> **WORK INSTRUCTION**: Repeat exactly the lines from the start of the material below up to and including the "(cm⁻³) | - | 6e18 |" line.

> **RECORDED DATA**:
——

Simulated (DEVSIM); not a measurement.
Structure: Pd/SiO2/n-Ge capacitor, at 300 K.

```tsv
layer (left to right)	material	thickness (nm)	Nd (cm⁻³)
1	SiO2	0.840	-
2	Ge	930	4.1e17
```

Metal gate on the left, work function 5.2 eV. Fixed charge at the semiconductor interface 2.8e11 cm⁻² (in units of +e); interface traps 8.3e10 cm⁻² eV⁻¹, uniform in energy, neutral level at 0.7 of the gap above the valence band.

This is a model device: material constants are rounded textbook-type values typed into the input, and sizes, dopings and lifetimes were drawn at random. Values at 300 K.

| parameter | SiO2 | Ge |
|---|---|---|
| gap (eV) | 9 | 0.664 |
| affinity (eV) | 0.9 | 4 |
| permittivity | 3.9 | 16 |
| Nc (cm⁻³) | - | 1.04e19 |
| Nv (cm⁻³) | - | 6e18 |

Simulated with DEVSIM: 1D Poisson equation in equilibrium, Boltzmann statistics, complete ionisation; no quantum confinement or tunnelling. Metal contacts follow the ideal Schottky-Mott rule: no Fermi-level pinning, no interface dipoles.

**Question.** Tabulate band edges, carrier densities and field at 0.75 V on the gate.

——

> **WRITTEN RESPONSE**:
Simulated (DEVSIM); not a measurement.
Structure: Pd/SiO2/n-Ge capacitor, at 300 K.

```tsv
layer (left to right)	material	thickness (nm)	Nd (cm⁻³)
1	SiO2	0.840	-
2	Ge	930	4.1e17
```

Metal gate on the left, work function 5.2 eV. Fixed charge at the semiconductor interface 2.8e11 cm⁻² (in units of +e); interface traps 8.3e10 cm⁻² eV⁻¹, uniform in energy, neutral level at 0.7 of the gap above the valence band.

This is a model device: material constants are rounded textbook-type values typed into the input, and sizes, dopings and lifetimes were drawn at random. Values at 300 K.

| parameter | SiO2 | Ge |
|---|---|---|
| gap (eV) | 9 | 0.664 |
| affinity (eV) | 0.9 | 4 |
| permittivity | 3.9 | 16 |
| Nc (cm⁻³) | - | 1.04e19 |
| Nv (cm⁻³) | - | 6e18 |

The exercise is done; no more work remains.